__WORK ITEM__. Set down, please, exactly the lines below that run from the line with "A: Bonds broken: W1–H2, W1–F3, H2–H6." to the line with "Q: What energy", both lines included.

───── RECORDS SUPPLIED
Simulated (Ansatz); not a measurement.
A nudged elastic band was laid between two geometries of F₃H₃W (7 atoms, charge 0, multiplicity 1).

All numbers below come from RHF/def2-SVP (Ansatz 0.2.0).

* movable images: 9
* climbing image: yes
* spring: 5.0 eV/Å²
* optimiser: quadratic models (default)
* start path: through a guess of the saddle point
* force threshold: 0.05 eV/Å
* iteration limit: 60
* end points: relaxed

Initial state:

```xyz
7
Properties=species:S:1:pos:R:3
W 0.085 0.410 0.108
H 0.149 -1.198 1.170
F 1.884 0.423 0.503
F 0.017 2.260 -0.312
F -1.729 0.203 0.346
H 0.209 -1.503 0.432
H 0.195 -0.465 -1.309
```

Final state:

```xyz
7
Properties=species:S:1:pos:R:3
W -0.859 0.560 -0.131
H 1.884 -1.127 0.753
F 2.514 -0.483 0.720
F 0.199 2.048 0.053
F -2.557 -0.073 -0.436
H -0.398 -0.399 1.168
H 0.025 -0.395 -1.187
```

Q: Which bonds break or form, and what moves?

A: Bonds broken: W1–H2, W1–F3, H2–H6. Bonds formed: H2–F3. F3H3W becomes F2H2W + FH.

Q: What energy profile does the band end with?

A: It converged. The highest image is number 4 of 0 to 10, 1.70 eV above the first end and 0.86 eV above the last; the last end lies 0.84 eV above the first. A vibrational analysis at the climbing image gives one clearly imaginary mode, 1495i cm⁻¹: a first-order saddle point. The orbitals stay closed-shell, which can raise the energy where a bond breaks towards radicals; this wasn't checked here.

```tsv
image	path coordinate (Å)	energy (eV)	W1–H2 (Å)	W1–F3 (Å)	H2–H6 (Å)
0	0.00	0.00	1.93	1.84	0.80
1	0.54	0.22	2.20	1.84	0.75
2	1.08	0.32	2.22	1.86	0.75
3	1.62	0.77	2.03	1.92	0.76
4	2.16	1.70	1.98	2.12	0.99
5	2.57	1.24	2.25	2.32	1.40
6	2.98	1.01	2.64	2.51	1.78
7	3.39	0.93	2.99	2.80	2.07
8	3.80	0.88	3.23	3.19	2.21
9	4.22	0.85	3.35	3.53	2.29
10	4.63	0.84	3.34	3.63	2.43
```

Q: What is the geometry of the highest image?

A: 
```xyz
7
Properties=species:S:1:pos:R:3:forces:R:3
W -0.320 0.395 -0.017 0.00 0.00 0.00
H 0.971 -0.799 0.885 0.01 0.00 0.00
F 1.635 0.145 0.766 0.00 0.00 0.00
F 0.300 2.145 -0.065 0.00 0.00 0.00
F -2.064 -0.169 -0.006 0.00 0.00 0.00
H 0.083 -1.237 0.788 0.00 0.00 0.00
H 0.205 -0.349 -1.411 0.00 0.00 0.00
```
──────────

__TASK RESULT__.
A: Bonds broken: W1–H2, W1–F3, H2–H6. Bonds formed: H2–F3. F3H3W becomes F2H2W + FH.

Q: What energy profile does the band end with?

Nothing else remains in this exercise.